Task item: Output, word for word, the lines of this listing that fall between the line with "3. Carbon types" and the line with "7. δC 27.6: propargylic", counting both of those lines, and no others.

━━━━━━━━━━━━━━━━

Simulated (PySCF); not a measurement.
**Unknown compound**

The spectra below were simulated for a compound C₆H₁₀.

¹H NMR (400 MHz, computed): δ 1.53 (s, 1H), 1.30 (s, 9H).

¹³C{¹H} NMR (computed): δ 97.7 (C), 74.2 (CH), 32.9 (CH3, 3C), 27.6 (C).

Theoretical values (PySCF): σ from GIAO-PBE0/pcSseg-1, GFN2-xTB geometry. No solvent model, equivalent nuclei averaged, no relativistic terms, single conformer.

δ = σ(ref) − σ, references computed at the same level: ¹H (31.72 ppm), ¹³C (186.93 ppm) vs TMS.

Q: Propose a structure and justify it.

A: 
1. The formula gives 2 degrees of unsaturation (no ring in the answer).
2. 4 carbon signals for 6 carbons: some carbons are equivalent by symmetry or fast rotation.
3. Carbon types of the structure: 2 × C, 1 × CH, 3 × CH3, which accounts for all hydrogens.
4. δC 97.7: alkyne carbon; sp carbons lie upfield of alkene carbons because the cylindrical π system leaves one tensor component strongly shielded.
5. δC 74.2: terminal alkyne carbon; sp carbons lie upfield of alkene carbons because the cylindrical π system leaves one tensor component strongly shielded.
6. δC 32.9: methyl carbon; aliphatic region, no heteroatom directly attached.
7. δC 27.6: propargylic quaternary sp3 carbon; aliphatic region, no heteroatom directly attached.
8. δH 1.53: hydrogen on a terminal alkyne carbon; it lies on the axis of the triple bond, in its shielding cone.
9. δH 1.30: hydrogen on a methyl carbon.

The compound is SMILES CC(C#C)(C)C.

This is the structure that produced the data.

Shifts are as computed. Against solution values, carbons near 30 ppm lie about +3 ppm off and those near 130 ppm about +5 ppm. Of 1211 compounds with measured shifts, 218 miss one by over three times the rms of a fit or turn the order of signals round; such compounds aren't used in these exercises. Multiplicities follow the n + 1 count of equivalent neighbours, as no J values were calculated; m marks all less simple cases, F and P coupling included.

━━━━━━━━━━━━━━━━

Task solution:
3. Carbon types of the structure: 2 × C, 1 × CH, 3 × CH3, which accounts for all hydrogens.
4. δC 97.7: alkyne carbon; sp carbons lie upfield of alkene carbons because the cylindrical π system leaves one tensor component strongly shielded.
5. δC 74.2: terminal alkyne carbon; sp carbons lie upfield of alkene carbons because the cylindrical π system leaves one tensor component strongly shielded.
6. δC 32.9: methyl carbon; aliphatic region, no heteroatom directly attached.
7. δC 27.6: propargylic quaternary sp3 carbon; aliphatic region, no heteroatom directly attached.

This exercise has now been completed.